→ ACTIVITY:
Verbatim transcription of the listing is needed.

→ LISTED ENTRIES:
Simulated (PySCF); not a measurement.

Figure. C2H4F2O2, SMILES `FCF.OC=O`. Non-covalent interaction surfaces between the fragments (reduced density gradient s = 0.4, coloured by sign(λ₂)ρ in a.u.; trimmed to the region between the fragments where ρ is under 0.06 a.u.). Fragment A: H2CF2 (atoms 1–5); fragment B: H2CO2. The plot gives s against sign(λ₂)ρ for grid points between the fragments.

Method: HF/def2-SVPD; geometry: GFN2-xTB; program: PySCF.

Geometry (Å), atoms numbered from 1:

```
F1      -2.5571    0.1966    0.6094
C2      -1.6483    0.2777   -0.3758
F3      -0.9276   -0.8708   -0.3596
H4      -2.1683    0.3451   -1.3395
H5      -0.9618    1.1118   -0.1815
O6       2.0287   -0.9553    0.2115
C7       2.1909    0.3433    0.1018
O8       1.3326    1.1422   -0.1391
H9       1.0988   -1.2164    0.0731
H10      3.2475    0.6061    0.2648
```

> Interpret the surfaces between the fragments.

→ EXERCISE RESPONSE:
Simulated (PySCF); not a measurement.

Figure. C2H4F2O2, SMILES `FCF.OC=O`. Non-covalent interaction surfaces between the fragments (reduced density gradient s = 0.4, coloured by sign(λ₂)ρ in a.u.; trimmed to the region between the fragments where ρ is under 0.06 a.u.). Fragment A: H2CF2 (atoms 1–5); fragment B: H2CO2. The plot gives s against sign(λ₂)ρ for grid points between the fragments.

Method: HF/def2-SVPD; geometry: GFN2-xTB; program: PySCF.

Geometry (Å), atoms numbered from 1:

```
F1      -2.5571    0.1966    0.6094
C2      -1.6483    0.2777   -0.3758
F3      -0.9276   -0.8708   -0.3596
H4      -2.1683    0.3451   -1.3395
H5      -0.9618    1.1118   -0.1815
O6       2.0287   -0.9553    0.2115
C7       2.1909    0.3433    0.1018
O8       1.3326    1.1422   -0.1391
H9       1.0988   -1.2164    0.0731
H10      3.2475    0.6061    0.2648
```

> Interpret the surfaces between the fragments.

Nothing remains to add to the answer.